ACTION ITEM: Stop after the line with "Result: Over 47"; until then, please copy every line of the records word for word from the first.

DATA SUPPLIED:
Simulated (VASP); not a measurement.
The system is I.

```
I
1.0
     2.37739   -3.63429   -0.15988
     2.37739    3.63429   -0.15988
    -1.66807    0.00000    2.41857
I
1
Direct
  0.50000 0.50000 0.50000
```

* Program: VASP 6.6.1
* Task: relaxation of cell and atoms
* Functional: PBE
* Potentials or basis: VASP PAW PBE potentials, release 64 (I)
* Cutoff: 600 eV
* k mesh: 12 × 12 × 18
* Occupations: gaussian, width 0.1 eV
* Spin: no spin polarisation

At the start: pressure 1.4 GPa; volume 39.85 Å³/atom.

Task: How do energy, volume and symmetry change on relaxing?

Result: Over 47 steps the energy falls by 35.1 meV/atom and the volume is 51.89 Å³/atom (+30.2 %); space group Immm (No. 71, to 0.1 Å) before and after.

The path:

WRITTEN SOLUTION:
Simulated (VASP); not a measurement.
The system is I.

```
I
1.0
     2.37739   -3.63429   -0.15988
     2.37739    3.63429   -0.15988
    -1.66807    0.00000    2.41857
I
1
Direct
  0.50000 0.50000 0.50000
```

* Program: VASP 6.6.1
* Task: relaxation of cell and atoms
* Functional: PBE
* Potentials or basis: VASP PAW PBE potentials, release 64 (I)
* Cutoff: 600 eV
* k mesh: 12 × 12 × 18
* Occupations: gaussian, width 0.1 eV
* Spin: no spin polarisation

At the start: pressure 1.4 GPa; volume 39.85 Å³/atom.

Task: How do energy, volume and symmetry change on relaxing?

Result: Over 47 steps the energy falls by 35.1 meV/atom and the volume is 51.89 Å³/atom (+30.2 %); space group Immm (No. 71, to 0.1 Å) before and after.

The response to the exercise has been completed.